■ The data
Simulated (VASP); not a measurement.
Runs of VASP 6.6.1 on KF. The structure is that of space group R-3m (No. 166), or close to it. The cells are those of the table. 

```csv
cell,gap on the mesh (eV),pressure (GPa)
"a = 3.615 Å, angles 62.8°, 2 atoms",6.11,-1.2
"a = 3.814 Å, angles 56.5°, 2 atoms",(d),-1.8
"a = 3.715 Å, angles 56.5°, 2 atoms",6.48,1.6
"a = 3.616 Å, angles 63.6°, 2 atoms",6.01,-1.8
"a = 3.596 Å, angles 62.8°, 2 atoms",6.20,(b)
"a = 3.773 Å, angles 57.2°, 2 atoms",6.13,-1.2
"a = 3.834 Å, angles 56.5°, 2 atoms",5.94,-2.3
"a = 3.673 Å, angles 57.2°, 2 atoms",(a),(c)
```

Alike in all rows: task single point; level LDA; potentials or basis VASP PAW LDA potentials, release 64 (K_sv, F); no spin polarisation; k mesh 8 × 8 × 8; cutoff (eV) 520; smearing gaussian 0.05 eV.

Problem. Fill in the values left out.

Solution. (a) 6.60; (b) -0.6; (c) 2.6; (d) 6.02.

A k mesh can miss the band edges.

■ Assignment
Repeat exactly, please, each line from the beginning of the data through the line with "Solution. (a) 6.60;" in it, and only those lines.

■ Exercise response
Simulated (VASP); not a measurement.
Runs of VASP 6.6.1 on KF. The structure is that of space group R-3m (No. 166), or close to it. The cells are those of the table. 

```csv
cell,gap on the mesh (eV),pressure (GPa)
"a = 3.615 Å, angles 62.8°, 2 atoms",6.11,-1.2
"a = 3.814 Å, angles 56.5°, 2 atoms",(d),-1.8
"a = 3.715 Å, angles 56.5°, 2 atoms",6.48,1.6
"a = 3.616 Å, angles 63.6°, 2 atoms",6.01,-1.8
"a = 3.596 Å, angles 62.8°, 2 atoms",6.20,(b)
"a = 3.773 Å, angles 57.2°, 2 atoms",6.13,-1.2
"a = 3.834 Å, angles 56.5°, 2 atoms",5.94,-2.3
"a = 3.673 Å, angles 57.2°, 2 atoms",(a),(c)
```

Alike in all rows: task single point; level LDA; potentials or basis VASP PAW LDA potentials, release 64 (K_sv, F); no spin polarisation; k mesh 8 × 8 × 8; cutoff (eV) 520; smearing gaussian 0.05 eV.

Problem. Fill in the values left out.

Solution. (a) 6.60; (b) -0.6; (c) 2.6; (d) 6.02.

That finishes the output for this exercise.